* _WORK ITEM_
The lines from the start of the records below through the line containing "Aim: the splitting" are to be copied exactly, both ends included, with nothing added.

EXERCISE DATA Block Start

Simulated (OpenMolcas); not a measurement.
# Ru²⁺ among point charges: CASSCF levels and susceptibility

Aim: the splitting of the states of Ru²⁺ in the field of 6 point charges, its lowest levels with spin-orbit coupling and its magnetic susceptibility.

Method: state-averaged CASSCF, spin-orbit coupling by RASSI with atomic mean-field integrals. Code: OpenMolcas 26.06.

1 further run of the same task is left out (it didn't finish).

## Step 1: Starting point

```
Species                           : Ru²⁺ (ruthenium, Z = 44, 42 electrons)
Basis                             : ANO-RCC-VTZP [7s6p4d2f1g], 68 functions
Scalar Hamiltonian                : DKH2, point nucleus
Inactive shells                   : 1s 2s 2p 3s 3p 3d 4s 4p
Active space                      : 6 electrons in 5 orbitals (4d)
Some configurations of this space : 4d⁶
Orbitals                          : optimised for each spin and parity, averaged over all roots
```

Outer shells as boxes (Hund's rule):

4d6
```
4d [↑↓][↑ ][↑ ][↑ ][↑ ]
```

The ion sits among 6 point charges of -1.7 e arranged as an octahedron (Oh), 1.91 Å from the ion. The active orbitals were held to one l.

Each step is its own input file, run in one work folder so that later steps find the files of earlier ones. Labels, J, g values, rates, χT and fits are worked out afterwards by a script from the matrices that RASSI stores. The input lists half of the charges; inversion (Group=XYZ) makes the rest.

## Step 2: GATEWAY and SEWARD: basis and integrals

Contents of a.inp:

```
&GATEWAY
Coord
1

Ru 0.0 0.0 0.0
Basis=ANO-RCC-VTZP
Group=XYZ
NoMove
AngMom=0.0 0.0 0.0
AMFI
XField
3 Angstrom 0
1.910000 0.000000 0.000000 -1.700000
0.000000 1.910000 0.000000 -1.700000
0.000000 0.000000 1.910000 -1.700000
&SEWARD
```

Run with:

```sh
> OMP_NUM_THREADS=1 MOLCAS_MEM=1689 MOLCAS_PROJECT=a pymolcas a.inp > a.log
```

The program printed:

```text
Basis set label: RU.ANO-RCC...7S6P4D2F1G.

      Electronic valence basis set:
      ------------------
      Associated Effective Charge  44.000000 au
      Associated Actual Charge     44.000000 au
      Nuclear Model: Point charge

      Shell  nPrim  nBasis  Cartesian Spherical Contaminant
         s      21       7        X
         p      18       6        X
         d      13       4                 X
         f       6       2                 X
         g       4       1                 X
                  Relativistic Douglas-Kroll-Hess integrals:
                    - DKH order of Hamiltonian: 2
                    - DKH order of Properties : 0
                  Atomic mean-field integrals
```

EXERCISE DATA Block End

* _RESPONSE BOX_
Simulated (OpenMolcas); not a measurement.
# Ru²⁺ among point charges: CASSCF levels and susceptibility

Aim: the splitting of the states of Ru²⁺ in the field of 6 point charges, its lowest levels with spin-orbit coupling and its magnetic susceptibility.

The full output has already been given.